Output exactly the lines that run from the top of the entries to the line holding "(μB) | 0.99 |", including both of those lines.

═════ Material provided
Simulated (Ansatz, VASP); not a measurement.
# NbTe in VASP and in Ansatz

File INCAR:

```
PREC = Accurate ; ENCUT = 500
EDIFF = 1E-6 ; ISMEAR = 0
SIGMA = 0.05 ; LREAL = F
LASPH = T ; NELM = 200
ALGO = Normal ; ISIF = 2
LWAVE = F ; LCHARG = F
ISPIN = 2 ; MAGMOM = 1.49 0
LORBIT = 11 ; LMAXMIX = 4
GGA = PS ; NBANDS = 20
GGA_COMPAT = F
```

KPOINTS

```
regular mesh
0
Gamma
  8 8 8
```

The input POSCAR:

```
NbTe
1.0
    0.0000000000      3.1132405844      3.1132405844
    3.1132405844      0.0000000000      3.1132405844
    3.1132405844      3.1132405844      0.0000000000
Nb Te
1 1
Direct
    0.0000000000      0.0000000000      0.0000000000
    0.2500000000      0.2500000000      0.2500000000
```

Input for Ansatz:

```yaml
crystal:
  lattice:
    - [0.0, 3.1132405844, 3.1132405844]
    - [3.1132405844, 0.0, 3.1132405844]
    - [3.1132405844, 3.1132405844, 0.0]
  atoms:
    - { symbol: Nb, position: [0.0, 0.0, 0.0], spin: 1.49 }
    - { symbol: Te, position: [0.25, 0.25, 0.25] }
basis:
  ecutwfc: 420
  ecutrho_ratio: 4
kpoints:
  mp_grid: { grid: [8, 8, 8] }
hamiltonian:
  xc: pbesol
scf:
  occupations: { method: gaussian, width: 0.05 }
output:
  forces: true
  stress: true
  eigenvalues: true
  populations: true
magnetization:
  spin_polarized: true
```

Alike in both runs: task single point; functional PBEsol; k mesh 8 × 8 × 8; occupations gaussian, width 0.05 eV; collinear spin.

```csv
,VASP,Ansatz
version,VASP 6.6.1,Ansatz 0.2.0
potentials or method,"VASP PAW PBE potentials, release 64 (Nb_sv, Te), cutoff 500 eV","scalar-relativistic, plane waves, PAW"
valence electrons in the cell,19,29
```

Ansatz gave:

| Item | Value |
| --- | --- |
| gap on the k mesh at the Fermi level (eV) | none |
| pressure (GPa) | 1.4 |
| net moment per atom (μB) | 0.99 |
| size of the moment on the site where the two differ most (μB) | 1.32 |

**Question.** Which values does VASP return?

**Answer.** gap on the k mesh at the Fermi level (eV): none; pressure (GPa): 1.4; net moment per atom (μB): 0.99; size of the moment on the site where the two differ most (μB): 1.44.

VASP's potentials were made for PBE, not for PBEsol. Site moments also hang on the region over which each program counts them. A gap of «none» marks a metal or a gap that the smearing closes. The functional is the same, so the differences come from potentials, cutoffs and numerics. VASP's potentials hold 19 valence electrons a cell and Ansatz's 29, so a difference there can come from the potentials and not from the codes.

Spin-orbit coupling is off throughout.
══════════

### Answer box
Simulated (Ansatz, VASP); not a measurement.
# NbTe in VASP and in Ansatz

File INCAR:

```
PREC = Accurate ; ENCUT = 500
EDIFF = 1E-6 ; ISMEAR = 0
SIGMA = 0.05 ; LREAL = F
LASPH = T ; NELM = 200
ALGO = Normal ; ISIF = 2
LWAVE = F ; LCHARG = F
ISPIN = 2 ; MAGMOM = 1.49 0
LORBIT = 11 ; LMAXMIX = 4
GGA = PS ; NBANDS = 20
GGA_COMPAT = F
```

KPOINTS

```
regular mesh
0
Gamma
  8 8 8
```

The input POSCAR:

```
NbTe
1.0
    0.0000000000      3.1132405844      3.1132405844
    3.1132405844      0.0000000000      3.1132405844
    3.1132405844      3.1132405844      0.0000000000
Nb Te
1 1
Direct
    0.0000000000      0.0000000000      0.0000000000
    0.2500000000      0.2500000000      0.2500000000
```

Input for Ansatz:

```yaml
crystal:
  lattice:
    - [0.0, 3.1132405844, 3.1132405844]
    - [3.1132405844, 0.0, 3.1132405844]
    - [3.1132405844, 3.1132405844, 0.0]
  atoms:
    - { symbol: Nb, position: [0.0, 0.0, 0.0], spin: 1.49 }
    - { symbol: Te, position: [0.25, 0.25, 0.25] }
basis:
  ecutwfc: 420
  ecutrho_ratio: 4
kpoints:
  mp_grid: { grid: [8, 8, 8] }
hamiltonian:
  xc: pbesol
scf:
  occupations: { method: gaussian, width: 0.05 }
output:
  forces: true
  stress: true
  eigenvalues: true
  populations: true
magnetization:
  spin_polarized: true
```

Alike in both runs: task single point; functional PBEsol; k mesh 8 × 8 × 8; occupations gaussian, width 0.05 eV; collinear spin.

```csv
,VASP,Ansatz
version,VASP 6.6.1,Ansatz 0.2.0
potentials or method,"VASP PAW PBE potentials, release 64 (Nb_sv, Te), cutoff 500 eV","scalar-relativistic, plane waves, PAW"
valence electrons in the cell,19,29
```

Ansatz gave:

| Item | Value |
| --- | --- |
| gap on the k mesh at the Fermi level (eV) | none |
| pressure (GPa) | 1.4 |
| net moment per atom (μB) | 0.99 |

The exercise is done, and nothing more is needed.